◆ Work request
Can you return the records below exactly as they stand, but only from the first line through the one with "Wanted: work functions"?

:: Dataset excerpts ::

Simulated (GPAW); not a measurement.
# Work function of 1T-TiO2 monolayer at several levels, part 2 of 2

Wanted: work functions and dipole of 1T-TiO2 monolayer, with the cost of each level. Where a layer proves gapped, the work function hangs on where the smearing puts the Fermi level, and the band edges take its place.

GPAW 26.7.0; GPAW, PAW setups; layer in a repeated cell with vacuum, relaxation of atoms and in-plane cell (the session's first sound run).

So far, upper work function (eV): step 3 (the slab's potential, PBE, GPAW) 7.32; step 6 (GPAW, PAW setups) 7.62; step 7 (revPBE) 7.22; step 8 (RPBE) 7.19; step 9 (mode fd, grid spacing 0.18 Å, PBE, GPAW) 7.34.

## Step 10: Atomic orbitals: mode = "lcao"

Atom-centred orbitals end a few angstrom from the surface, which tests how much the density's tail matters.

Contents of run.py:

:::

◆ Task result
Simulated (GPAW); not a measurement.
# Work function of 1T-TiO2 monolayer at several levels, part 2 of 2

Wanted: work functions and dipole of 1T-TiO2 monolayer, with the cost of each level. Where a layer proves gapped, the work function hangs on where the smearing puts the Fermi level, and the band edges take its place.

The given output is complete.